■ **Supplied entries**

______________________________

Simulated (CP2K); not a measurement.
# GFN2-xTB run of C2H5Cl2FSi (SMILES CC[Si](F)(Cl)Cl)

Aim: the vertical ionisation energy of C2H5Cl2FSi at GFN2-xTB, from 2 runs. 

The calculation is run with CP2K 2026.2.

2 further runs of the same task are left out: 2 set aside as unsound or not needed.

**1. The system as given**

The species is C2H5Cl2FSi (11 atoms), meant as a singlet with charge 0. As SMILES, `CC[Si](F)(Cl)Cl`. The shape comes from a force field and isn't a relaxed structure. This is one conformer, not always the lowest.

______________________________

■ **Exercise**
Reproduce the whole of the records exactly, so that no line differs from the source above.

■ **Result**
Simulated (CP2K); not a measurement.
# GFN2-xTB run of C2H5Cl2FSi (SMILES CC[Si](F)(Cl)Cl)

Aim: the vertical ionisation energy of C2H5Cl2FSi at GFN2-xTB, from 2 runs. 

The calculation is run with CP2K 2026.2.

2 further runs of the same task are left out: 2 set aside as unsound or not needed.

**1. The system as given**

The species is C2H5Cl2FSi (11 atoms), meant as a singlet with charge 0. As SMILES, `CC[Si](F)(Cl)Cl`. The shape comes from a force field and isn't a relaxed structure. This is one conformer, not always the lowest.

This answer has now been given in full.